▸ Work task
Would you print out every entry exactly as given?

▸ Dataset content
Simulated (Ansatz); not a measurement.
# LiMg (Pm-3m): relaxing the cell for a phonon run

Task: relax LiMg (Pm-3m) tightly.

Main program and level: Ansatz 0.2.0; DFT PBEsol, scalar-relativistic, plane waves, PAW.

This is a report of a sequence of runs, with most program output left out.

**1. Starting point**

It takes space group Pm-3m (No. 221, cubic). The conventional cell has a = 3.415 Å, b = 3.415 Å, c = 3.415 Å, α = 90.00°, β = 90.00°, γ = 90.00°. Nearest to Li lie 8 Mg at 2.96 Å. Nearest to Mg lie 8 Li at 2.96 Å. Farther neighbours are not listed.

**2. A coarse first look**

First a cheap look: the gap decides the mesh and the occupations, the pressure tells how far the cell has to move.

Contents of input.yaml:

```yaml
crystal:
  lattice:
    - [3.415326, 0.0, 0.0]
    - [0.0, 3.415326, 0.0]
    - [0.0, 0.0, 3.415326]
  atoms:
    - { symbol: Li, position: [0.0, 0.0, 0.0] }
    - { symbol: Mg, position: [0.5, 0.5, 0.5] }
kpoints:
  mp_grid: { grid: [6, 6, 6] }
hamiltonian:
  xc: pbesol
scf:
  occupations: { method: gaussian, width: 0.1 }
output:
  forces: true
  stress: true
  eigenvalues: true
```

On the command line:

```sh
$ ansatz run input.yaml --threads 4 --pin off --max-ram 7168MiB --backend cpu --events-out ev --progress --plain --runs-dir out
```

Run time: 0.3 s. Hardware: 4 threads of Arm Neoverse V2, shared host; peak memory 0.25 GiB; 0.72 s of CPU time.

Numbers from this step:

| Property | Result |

▸ Task solution
Simulated (Ansatz); not a measurement.
# LiMg (Pm-3m): relaxing the cell for a phonon run

Task: relax LiMg (Pm-3m) tightly.

Main program and level: Ansatz 0.2.0; DFT PBEsol, scalar-relativistic, plane waves, PAW.

This is a report of a sequence of runs, with most program output left out.

**1. Starting point**

It takes space group Pm-3m (No. 221, cubic). The conventional cell has a = 3.415 Å, b = 3.415 Å, c = 3.415 Å, α = 90.00°, β = 90.00°, γ = 90.00°. Nearest to Li lie 8 Mg at 2.96 Å. Nearest to Mg lie 8 Li at 2.96 Å. Farther neighbours are not listed.

**2. A coarse first look**

First a cheap look: the gap decides the mesh and the occupations, the pressure tells how far the cell has to move.

Contents of input.yaml:

```yaml
crystal:
  lattice:
    - [3.415326, 0.0, 0.0]
    - [0.0, 3.415326, 0.0]
    - [0.0, 0.0, 3.415326]
  atoms:
    - { symbol: Li, position: [0.0, 0.0, 0.0] }
    - { symbol: Mg, position: [0.5, 0.5, 0.5] }
kpoints:
  mp_grid: { grid: [6, 6, 6] }
hamiltonian:
  xc: pbesol
scf:
  occupations: { method: gaussian, width: 0.1 }
output:
  forces: true
  stress: true
  eigenvalues: true
```

On the command line:

```sh
$ ansatz run input.yaml --threads 4 --pin off --max-ram 7168MiB --backend cpu --events-out ev --progress --plain --runs-dir out
```

Run time: 0.3 s. Hardware: 4 threads of Arm Neoverse V2, shared host; peak memory 0.25 GiB; 0.72 s of CPU time.

Numbers from this step:

| Property | Result |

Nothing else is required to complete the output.